□ □ □ □ □

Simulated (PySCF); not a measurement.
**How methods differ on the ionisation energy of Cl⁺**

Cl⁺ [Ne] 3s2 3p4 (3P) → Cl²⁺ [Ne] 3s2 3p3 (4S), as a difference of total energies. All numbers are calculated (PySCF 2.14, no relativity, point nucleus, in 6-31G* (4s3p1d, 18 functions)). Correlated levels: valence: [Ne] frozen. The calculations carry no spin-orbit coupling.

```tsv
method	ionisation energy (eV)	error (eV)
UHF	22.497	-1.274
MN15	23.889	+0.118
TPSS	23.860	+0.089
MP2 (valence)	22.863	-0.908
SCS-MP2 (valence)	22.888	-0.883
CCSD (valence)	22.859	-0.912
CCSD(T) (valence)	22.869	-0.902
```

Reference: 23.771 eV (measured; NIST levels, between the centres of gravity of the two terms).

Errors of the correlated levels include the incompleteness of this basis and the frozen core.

□ □ □ □ □

Work task:
Transcribe the data in full, keeping every character.

Exercise output:
Simulated (PySCF); not a measurement.
**How methods differ on the ionisation energy of Cl⁺**

Cl⁺ [Ne] 3s2 3p4 (3P) → Cl²⁺ [Ne] 3s2 3p3 (4S), as a difference of total energies. All numbers are calculated (PySCF 2.14, no relativity, point nucleus, in 6-31G* (4s3p1d, 18 functions)). Correlated levels: valence: [Ne] frozen. The calculations carry no spin-orbit coupling.

```tsv
method	ionisation energy (eV)	error (eV)
UHF	22.497	-1.274
MN15	23.889	+0.118
TPSS	23.860	+0.089
MP2 (valence)	22.863	-0.908
SCS-MP2 (valence)	22.888	-0.883
CCSD (valence)	22.859	-0.912
CCSD(T) (valence)	22.869	-0.902
```

Reference: 23.771 eV (measured; NIST levels, between the centres of gravity of the two terms).

Errors of the correlated levels include the incompleteness of this basis and the frozen core.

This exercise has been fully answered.